### Supplied information
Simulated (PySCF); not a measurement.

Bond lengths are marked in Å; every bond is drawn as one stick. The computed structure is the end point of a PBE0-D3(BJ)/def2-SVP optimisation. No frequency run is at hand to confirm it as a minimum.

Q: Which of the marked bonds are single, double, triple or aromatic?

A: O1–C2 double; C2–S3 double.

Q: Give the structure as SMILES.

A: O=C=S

### Work task
Print exactly the lines above, between the one holding "Q: Which of" and the one holding "Q: Give the structure as SMILES.", inclusive, and nothing besides.

### Task response
Q: Which of the marked bonds are single, double, triple or aromatic?

A: O1–C2 double; C2–S3 double.

Q: Give the structure as SMILES.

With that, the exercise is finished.